- **Activity**: What are the lines of the listing below, word for word, from the first down to the one that contains "Geometry optimised at"?

- **Entries shown**:
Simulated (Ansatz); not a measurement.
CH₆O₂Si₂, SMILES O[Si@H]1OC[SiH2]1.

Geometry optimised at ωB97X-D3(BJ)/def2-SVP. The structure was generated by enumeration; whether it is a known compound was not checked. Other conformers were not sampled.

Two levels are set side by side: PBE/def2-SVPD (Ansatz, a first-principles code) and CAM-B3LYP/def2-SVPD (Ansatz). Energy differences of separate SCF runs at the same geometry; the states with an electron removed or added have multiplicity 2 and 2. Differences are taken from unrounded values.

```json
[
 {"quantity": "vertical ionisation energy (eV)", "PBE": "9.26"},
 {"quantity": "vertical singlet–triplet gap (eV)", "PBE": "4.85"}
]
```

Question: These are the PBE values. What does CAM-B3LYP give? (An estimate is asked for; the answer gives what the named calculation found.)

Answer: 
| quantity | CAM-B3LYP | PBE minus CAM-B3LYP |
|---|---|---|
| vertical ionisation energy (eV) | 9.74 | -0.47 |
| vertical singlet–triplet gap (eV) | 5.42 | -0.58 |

- **Task result**:
Simulated (Ansatz); not a measurement.
CH₆O₂Si₂, SMILES O[Si@H]1OC[SiH2]1.

Geometry optimised at ωB97X-D3(BJ)/def2-SVP. The structure was generated by enumeration; whether it is a known compound was not checked. Other conformers were not sampled.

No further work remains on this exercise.